> [Assignment]:
Quote the full listing word for word.

> [Dataset]:
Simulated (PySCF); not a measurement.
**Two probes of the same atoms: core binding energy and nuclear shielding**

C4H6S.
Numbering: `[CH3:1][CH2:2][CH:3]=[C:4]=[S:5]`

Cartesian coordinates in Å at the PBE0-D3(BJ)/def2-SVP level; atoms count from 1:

> [Problem solution]:
Simulated (PySCF); not a measurement.
**Two probes of the same atoms: core binding energy and nuclear shielding**

C4H6S.
Numbering: `[CH3:1][CH2:2][CH:3]=[C:4]=[S:5]`

Cartesian coordinates in Å at the PBE0-D3(BJ)/def2-SVP level; atoms count from 1:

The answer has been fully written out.